__Assigned task__.
In exact form, please repeat the records from their opening line down to the line with "Caveats: the cell", including that line.

__Records provided__.
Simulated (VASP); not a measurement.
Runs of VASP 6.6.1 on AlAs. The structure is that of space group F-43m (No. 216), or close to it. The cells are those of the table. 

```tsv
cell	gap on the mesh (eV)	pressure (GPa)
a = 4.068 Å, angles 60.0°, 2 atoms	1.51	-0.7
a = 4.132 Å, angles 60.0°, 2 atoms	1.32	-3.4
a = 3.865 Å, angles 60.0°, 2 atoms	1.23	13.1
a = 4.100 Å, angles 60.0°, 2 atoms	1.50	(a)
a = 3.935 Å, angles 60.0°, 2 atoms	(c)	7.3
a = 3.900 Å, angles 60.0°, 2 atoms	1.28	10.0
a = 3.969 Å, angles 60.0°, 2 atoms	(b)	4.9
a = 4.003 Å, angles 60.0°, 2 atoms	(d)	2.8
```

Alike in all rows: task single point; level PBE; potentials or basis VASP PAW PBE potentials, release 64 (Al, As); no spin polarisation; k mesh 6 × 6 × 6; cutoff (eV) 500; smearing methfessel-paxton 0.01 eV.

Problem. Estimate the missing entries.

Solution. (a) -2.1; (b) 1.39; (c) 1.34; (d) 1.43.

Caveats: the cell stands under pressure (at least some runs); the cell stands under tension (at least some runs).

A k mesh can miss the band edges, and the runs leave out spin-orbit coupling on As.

__Task output__.
Simulated (VASP); not a measurement.
Runs of VASP 6.6.1 on AlAs. The structure is that of space group F-43m (No. 216), or close to it. The cells are those of the table. 

```tsv
cell	gap on the mesh (eV)	pressure (GPa)
a = 4.068 Å, angles 60.0°, 2 atoms	1.51	-0.7
a = 4.132 Å, angles 60.0°, 2 atoms	1.32	-3.4
a = 3.865 Å, angles 60.0°, 2 atoms	1.23	13.1
a = 4.100 Å, angles 60.0°, 2 atoms	1.50	(a)
a = 3.935 Å, angles 60.0°, 2 atoms	(c)	7.3
a = 3.900 Å, angles 60.0°, 2 atoms	1.28	10.0
a = 3.969 Å, angles 60.0°, 2 atoms	(b)	4.9
a = 4.003 Å, angles 60.0°, 2 atoms	(d)	2.8
```

Alike in all rows: task single point; level PBE; potentials or basis VASP PAW PBE potentials, release 64 (Al, As); no spin polarisation; k mesh 6 × 6 × 6; cutoff (eV) 500; smearing methfessel-paxton 0.01 eV.

Problem. Estimate the missing entries.

Solution. (a) -2.1; (b) 1.39; (c) 1.34; (d) 1.43.

Caveats: the cell stands under pressure (at least some runs); the cell stands under tension (at least some runs).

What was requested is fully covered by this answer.